* Source data
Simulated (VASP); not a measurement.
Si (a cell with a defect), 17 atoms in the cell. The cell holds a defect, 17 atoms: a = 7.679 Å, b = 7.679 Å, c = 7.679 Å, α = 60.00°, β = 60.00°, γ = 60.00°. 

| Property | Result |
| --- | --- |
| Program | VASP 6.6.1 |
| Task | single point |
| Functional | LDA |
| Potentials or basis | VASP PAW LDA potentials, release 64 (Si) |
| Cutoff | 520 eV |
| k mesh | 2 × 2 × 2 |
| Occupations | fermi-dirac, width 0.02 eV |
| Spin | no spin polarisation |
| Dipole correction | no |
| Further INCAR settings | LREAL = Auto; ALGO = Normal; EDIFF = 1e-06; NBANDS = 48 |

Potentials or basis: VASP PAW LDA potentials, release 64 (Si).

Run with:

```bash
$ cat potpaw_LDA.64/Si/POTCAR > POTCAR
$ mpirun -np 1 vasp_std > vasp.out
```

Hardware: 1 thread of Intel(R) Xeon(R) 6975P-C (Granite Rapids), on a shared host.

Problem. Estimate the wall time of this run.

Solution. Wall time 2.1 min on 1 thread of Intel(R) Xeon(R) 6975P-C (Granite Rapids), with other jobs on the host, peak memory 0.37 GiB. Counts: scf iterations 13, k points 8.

* Task item
In the data above, start at the line that has "Si (a cell with", stop after the line that has "NBANDS = 48 |", and print every line in between exactly as it stands.

* Exercise answer
Si (a cell with a defect), 17 atoms in the cell. The cell holds a defect, 17 atoms: a = 7.679 Å, b = 7.679 Å, c = 7.679 Å, α = 60.00°, β = 60.00°, γ = 60.00°. 

| Property | Result |
| --- | --- |
| Program | VASP 6.6.1 |
| Task | single point |
| Functional | LDA |
| Potentials or basis | VASP PAW LDA potentials, release 64 (Si) |
| Cutoff | 520 eV |
| k mesh | 2 × 2 × 2 |
| Occupations | fermi-dirac, width 0.02 eV |
| Spin | no spin polarisation |
| Dipole correction | no |
| Further INCAR settings | LREAL = Auto; ALGO = Normal; EDIFF = 1e-06; NBANDS = 48 |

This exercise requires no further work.